▶ **ASSIGNED TASK**:
Repeat word for word the opening stretch of the entries, from the first line through the line containing "HO–GeH₂• + Cl–Sn•(Cl)–Cl?".

▶ **ENTRIES SHOWN**:
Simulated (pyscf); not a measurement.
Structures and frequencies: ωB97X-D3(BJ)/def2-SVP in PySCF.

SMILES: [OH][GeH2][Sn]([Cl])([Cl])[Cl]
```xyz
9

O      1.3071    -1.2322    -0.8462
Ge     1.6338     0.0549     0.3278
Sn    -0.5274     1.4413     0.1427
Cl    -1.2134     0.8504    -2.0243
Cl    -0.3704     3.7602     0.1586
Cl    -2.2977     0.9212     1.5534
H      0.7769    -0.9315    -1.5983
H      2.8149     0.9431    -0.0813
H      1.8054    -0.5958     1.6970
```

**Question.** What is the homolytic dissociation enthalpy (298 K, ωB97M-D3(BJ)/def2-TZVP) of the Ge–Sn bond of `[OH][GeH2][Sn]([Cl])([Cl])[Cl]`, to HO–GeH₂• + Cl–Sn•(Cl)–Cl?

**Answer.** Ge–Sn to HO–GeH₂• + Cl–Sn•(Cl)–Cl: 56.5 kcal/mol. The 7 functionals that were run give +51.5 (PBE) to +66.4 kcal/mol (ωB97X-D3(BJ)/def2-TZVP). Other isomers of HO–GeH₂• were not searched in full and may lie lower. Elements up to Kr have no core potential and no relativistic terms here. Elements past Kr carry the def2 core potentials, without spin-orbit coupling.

▶ **TASK RESULT**:
Simulated (pyscf); not a measurement.
Structures and frequencies: ωB97X-D3(BJ)/def2-SVP in PySCF.

SMILES: [OH][GeH2][Sn]([Cl])([Cl])[Cl]
```xyz
9

O      1.3071    -1.2322    -0.8462
Ge     1.6338     0.0549     0.3278
Sn    -0.5274     1.4413     0.1427
Cl    -1.2134     0.8504    -2.0243
Cl    -0.3704     3.7602     0.1586
Cl    -2.2977     0.9212     1.5534
H      0.7769    -0.9315    -1.5983
H      2.8149     0.9431    -0.0813
H      1.8054    -0.5958     1.6970
```

**Question.** What is the homolytic dissociation enthalpy (298 K, ωB97M-D3(BJ)/def2-TZVP) of the Ge–Sn bond of `[OH][GeH2][Sn]([Cl])([Cl])[Cl]`, to HO–GeH₂• + Cl–Sn•(Cl)–Cl?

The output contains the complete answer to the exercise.